▸ WORK TASK
Reproduce exactly the lines that run from the start of the records below to the line with "This is not", inclusive.

====
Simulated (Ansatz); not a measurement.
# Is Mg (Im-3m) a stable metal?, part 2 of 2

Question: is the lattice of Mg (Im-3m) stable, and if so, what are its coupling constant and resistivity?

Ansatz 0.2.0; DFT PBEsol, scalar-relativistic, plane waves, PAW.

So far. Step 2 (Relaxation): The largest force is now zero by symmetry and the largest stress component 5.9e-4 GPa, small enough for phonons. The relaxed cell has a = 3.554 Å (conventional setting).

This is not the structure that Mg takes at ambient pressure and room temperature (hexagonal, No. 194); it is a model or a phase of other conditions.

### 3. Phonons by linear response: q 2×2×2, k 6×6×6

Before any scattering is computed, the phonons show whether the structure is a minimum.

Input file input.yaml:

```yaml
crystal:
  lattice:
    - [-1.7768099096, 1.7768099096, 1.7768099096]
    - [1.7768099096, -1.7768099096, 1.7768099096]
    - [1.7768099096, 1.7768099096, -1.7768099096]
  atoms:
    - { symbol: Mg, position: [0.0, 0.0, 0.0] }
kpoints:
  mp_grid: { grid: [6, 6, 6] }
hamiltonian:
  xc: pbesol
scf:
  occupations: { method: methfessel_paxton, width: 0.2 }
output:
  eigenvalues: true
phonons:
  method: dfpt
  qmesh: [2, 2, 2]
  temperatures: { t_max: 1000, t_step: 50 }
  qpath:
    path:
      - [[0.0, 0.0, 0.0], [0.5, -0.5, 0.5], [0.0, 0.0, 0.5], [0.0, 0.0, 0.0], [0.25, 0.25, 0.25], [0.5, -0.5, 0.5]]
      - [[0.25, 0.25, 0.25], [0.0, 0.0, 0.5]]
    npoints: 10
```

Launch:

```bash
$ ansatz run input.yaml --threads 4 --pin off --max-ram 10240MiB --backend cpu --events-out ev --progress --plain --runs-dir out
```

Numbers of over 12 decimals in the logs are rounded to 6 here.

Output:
====

▸ RESULT
Simulated (Ansatz); not a measurement.
# Is Mg (Im-3m) a stable metal?, part 2 of 2

Question: is the lattice of Mg (Im-3m) stable, and if so, what are its coupling constant and resistivity?

Ansatz 0.2.0; DFT PBEsol, scalar-relativistic, plane waves, PAW.

So far. Step 2 (Relaxation): The largest force is now zero by symmetry and the largest stress component 5.9e-4 GPa, small enough for phonons. The relaxed cell has a = 3.554 Å (conventional setting).

This is not the structure that Mg takes at ambient pressure and room temperature (hexagonal, No. 194); it is a model or a phase of other conditions.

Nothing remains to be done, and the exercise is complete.